WORK TASK
Below are some records. Return exactly the lines from the one containing "Hardware: 1 thread" through the one containing "Question: Estimate the wall time of this run.", both included, and only those.

INPUT DATA

▬▬▬

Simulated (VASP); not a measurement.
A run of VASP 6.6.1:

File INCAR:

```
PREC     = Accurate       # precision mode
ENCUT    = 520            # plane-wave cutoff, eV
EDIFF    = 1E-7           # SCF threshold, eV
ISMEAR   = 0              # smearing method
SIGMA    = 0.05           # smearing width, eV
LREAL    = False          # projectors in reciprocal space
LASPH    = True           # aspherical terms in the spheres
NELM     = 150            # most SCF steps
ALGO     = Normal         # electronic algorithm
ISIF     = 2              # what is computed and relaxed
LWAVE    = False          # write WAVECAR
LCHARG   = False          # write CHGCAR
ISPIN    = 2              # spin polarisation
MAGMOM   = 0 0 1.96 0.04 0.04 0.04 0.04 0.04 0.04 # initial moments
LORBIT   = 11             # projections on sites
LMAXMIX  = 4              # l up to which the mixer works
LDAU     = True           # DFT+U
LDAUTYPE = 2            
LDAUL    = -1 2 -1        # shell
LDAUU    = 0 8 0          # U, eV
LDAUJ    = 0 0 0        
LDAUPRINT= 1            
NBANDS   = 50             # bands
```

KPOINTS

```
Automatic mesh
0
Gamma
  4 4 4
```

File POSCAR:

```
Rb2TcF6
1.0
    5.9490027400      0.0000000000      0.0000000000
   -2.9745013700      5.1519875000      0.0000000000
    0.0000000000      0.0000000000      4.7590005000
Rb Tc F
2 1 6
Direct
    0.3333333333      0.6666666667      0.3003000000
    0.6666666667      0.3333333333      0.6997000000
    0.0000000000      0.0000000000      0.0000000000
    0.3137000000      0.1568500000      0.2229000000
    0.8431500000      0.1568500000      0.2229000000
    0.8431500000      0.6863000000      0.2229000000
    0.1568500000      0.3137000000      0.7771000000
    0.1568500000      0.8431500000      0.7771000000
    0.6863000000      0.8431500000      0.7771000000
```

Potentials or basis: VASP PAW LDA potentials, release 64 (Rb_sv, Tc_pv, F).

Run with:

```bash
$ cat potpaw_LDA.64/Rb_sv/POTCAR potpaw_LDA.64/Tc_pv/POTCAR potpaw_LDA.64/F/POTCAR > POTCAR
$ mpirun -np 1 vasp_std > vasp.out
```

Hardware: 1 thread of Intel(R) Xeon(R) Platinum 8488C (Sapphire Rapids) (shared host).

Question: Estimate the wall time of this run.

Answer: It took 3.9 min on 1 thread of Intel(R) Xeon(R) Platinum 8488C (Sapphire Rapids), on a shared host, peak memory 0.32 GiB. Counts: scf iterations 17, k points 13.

▬▬▬

WRITTEN ANSWER
Hardware: 1 thread of Intel(R) Xeon(R) Platinum 8488C (Sapphire Rapids) (shared host).

Question: Estimate the wall time of this run.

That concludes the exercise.